************
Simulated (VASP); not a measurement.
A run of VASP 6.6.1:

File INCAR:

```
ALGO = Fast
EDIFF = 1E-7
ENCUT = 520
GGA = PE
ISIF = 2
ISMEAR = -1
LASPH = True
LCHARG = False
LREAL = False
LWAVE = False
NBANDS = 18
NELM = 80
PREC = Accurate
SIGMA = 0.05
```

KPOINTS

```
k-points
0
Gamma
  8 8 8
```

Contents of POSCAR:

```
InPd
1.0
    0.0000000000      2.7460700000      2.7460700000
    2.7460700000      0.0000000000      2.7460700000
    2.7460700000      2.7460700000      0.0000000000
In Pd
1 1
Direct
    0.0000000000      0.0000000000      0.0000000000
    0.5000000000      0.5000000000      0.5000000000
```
************

| Task item |
The response should consist of all the entries, reproduced word for word.

| Your response |
Simulated (VASP); not a measurement.
A run of VASP 6.6.1:

File INCAR:

```
ALGO = Fast
EDIFF = 1E-7
ENCUT = 520
GGA = PE
ISIF = 2
ISMEAR = -1
LASPH = True
LCHARG = False
LREAL = False
LWAVE = False
NBANDS = 18
NELM = 80
PREC = Accurate
SIGMA = 0.05
```

KPOINTS

```
k-points
0
Gamma
  8 8 8
```

Contents of POSCAR:

```
InPd
1.0
    0.0000000000      2.7460700000      2.7460700000
    2.7460700000      0.0000000000      2.7460700000
    2.7460700000      2.7460700000      0.0000000000
In Pd
1 1
Direct
    0.0000000000      0.0000000000      0.0000000000
    0.5000000000      0.5000000000      0.5000000000
```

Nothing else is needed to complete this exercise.